Please write the following entries out once more, exactly.

━━━━━ Material provided ━━━━━

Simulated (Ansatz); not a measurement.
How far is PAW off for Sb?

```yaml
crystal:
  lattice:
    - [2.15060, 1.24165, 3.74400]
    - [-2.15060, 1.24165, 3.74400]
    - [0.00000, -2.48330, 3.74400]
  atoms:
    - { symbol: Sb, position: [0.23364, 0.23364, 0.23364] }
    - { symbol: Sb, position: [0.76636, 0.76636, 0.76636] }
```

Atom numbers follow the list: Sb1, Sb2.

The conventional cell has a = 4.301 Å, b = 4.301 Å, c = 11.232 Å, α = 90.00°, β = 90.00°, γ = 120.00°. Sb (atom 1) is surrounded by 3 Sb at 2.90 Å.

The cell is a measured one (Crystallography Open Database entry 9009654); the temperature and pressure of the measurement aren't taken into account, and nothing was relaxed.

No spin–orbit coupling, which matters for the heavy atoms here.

━━━━━

Exercise output:
Simulated (Ansatz); not a measurement.
How far is PAW off for Sb?

```yaml
crystal:
  lattice:
    - [2.15060, 1.24165, 3.74400]
    - [-2.15060, 1.24165, 3.74400]
    - [0.00000, -2.48330, 3.74400]
  atoms:
    - { symbol: Sb, position: [0.23364, 0.23364, 0.23364] }
    - { symbol: Sb, position: [0.76636, 0.76636, 0.76636] }
```

Atom numbers follow the list: Sb1, Sb2.

The conventional cell has a = 4.301 Å, b = 4.301 Å, c = 11.232 Å, α = 90.00°, β = 90.00°, γ = 120.00°. Sb (atom 1) is surrounded by 3 Sb at 2.90 Å.

The cell is a measured one (Crystallography Open Database entry 9009654); the temperature and pressure of the measurement aren't taken into account, and nothing was relaxed.

No spin–orbit coupling, which matters for the heavy atoms here.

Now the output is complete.